___

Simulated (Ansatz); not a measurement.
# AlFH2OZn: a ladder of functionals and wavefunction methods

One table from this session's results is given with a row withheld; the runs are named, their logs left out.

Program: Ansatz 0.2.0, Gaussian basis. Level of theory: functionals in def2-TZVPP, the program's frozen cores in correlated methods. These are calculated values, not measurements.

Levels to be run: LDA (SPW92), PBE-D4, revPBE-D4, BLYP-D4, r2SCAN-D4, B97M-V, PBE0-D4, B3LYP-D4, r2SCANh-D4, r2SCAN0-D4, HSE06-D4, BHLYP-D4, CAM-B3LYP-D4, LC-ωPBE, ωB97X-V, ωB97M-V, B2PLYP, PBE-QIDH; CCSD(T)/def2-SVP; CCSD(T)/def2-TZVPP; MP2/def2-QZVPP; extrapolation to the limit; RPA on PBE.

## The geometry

___

• _Assigned task_:
A faithful copy of all the material is the required answer.

• _Written answer_:
Simulated (Ansatz); not a measurement.
# AlFH2OZn: a ladder of functionals and wavefunction methods

One table from this session's results is given with a row withheld; the runs are named, their logs left out.

Program: Ansatz 0.2.0, Gaussian basis. Level of theory: functionals in def2-TZVPP, the program's frozen cores in correlated methods. These are calculated values, not measurements.

Levels to be run: LDA (SPW92), PBE-D4, revPBE-D4, BLYP-D4, r2SCAN-D4, B97M-V, PBE0-D4, B3LYP-D4, r2SCANh-D4, r2SCAN0-D4, HSE06-D4, BHLYP-D4, CAM-B3LYP-D4, LC-ωPBE, ωB97X-V, ωB97M-V, B2PLYP, PBE-QIDH; CCSD(T)/def2-SVP; CCSD(T)/def2-TZVPP; MP2/def2-QZVPP; extrapolation to the limit; RPA on PBE.

## The geometry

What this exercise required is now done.